→ **Assignment**
Once the data has been read, restate all of it exactly.

→ **Supplied material**
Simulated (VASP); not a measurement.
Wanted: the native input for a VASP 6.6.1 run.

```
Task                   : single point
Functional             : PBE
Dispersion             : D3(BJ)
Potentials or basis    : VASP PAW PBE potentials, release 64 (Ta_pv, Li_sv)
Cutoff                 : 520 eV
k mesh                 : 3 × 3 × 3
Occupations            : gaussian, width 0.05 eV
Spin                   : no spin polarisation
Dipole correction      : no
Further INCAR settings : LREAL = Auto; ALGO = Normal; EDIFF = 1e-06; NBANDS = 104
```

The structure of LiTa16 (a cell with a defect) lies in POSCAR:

→ **Result**
Simulated (VASP); not a measurement.
Wanted: the native input for a VASP 6.6.1 run.

```
Task                   : single point
Functional             : PBE
Dispersion             : D3(BJ)
Potentials or basis    : VASP PAW PBE potentials, release 64 (Ta_pv, Li_sv)
Cutoff                 : 520 eV
k mesh                 : 3 × 3 × 3
Occupations            : gaussian, width 0.05 eV
Spin                   : no spin polarisation
Dipole correction      : no
Further INCAR settings : LREAL = Auto; ALGO = Normal; EDIFF = 1e-06; NBANDS = 104
```

The structure of LiTa16 (a cell with a defect) lies in POSCAR:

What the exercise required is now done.